[RECORDS SUPPLIED]:

[Start of Attachment]

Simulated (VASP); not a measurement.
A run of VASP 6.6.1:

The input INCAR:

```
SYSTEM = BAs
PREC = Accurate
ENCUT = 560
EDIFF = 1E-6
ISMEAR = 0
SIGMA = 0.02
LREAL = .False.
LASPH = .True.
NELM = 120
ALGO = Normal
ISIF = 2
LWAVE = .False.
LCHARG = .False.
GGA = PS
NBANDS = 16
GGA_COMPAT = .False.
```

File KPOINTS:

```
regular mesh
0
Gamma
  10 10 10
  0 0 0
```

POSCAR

[End of Attachment]

[WORK ITEM]:
Give again each line shown above, keeping every word as it is.

[WRITTEN ANSWER]:
Simulated (VASP); not a measurement.
A run of VASP 6.6.1:

The input INCAR:

```
SYSTEM = BAs
PREC = Accurate
ENCUT = 560
EDIFF = 1E-6
ISMEAR = 0
SIGMA = 0.02
LREAL = .False.
LASPH = .True.
NELM = 120
ALGO = Normal
ISIF = 2
LWAVE = .False.
LCHARG = .False.
GGA = PS
NBANDS = 16
GGA_COMPAT = .False.
```

File KPOINTS:

```
regular mesh
0
Gamma
  10 10 10
  0 0 0
```

POSCAR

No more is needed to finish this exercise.